WORK REQUEST: Look below for the line holding "Level of theory: Kohn-Sham" and the line holding "Question: What values". Transcribe exactly those lines and all lines between them, nothing more.

EXCERPTED DATA:
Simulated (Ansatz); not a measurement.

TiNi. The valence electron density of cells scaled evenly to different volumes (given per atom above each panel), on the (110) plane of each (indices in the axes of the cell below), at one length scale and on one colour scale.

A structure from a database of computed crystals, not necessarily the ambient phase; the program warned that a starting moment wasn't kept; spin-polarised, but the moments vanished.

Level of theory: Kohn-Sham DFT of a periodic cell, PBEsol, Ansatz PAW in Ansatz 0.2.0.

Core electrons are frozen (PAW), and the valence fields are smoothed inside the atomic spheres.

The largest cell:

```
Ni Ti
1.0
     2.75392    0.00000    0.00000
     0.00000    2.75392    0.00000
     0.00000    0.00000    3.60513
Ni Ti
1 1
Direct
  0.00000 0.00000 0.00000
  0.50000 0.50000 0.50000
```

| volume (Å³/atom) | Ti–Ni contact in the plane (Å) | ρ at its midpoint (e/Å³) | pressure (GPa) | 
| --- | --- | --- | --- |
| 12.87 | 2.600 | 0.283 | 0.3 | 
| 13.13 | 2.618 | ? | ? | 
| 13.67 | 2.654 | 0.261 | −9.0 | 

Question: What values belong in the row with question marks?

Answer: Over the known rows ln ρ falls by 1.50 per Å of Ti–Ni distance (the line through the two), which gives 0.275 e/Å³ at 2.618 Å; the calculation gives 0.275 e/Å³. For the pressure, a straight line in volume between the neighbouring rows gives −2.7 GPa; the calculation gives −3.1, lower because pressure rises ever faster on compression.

EXERCISE OUTPUT:
Level of theory: Kohn-Sham DFT of a periodic cell, PBEsol, Ansatz PAW in Ansatz 0.2.0.

Core electrons are frozen (PAW), and the valence fields are smoothed inside the atomic spheres.

The largest cell:

```
Ni Ti
1.0
     2.75392    0.00000    0.00000
     0.00000    2.75392    0.00000
     0.00000    0.00000    3.60513
Ni Ti
1 1
Direct
  0.00000 0.00000 0.00000
  0.50000 0.50000 0.50000
```

| volume (Å³/atom) | Ti–Ni contact in the plane (Å) | ρ at its midpoint (e/Å³) | pressure (GPa) | 
| --- | --- | --- | --- |
| 12.87 | 2.600 | 0.283 | 0.3 | 
| 13.13 | 2.618 | ? | ? | 
| 13.67 | 2.654 | 0.261 | −9.0 | 

Question: What values belong in the row with question marks?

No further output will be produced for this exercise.